━━━

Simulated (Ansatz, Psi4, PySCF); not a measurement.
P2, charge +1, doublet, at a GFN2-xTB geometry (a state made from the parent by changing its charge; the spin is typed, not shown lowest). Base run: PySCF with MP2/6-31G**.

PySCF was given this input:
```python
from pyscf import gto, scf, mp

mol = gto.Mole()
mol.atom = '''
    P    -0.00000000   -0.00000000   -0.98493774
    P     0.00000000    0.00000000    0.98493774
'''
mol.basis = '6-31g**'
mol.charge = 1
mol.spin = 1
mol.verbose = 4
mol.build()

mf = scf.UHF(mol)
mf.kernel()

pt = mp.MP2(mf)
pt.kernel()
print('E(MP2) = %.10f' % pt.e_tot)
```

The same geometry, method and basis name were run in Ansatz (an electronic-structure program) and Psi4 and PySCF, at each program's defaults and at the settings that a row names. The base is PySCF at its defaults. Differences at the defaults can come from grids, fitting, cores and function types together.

━━━

- Work order
What is needed is an exact copy of the lines from the start of the listing through the line where "PySCF was given" sits, please, both end lines included and nothing more.

- Task response
Simulated (Ansatz, Psi4, PySCF); not a measurement.
P2, charge +1, doublet, at a GFN2-xTB geometry (a state made from the parent by changing its charge; the spin is typed, not shown lowest). Base run: PySCF with MP2/6-31G**.

PySCF was given this input:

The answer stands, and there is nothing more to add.